→ Supplied material
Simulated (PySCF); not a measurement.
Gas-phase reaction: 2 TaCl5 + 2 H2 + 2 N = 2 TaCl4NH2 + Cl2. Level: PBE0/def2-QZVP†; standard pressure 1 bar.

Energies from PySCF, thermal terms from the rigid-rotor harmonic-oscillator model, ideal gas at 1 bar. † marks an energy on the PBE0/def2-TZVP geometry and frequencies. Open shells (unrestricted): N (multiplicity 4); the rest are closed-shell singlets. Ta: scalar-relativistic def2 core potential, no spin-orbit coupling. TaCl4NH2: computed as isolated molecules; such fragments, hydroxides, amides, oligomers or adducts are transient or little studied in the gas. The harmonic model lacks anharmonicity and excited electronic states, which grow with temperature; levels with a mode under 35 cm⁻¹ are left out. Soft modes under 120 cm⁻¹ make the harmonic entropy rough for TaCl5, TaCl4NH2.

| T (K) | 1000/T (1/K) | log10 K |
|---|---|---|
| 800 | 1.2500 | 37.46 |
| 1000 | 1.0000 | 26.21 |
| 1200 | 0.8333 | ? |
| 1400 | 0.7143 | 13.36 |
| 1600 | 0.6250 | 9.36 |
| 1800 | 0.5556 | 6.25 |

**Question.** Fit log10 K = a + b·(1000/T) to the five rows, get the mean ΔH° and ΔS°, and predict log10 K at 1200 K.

→ Task item
Using the entries above, give again exactly the lines from the line holding "0.8333 | ? |" through the line holding "0.5556 | 6.25 |". Include both end lines and nothing else.

→ Task result
| 1200 | 0.8333 | ? |
| 1400 | 0.7143 | 13.36 |
| 1600 | 0.6250 | 9.36 |
| 1800 | 0.5556 | 6.25 |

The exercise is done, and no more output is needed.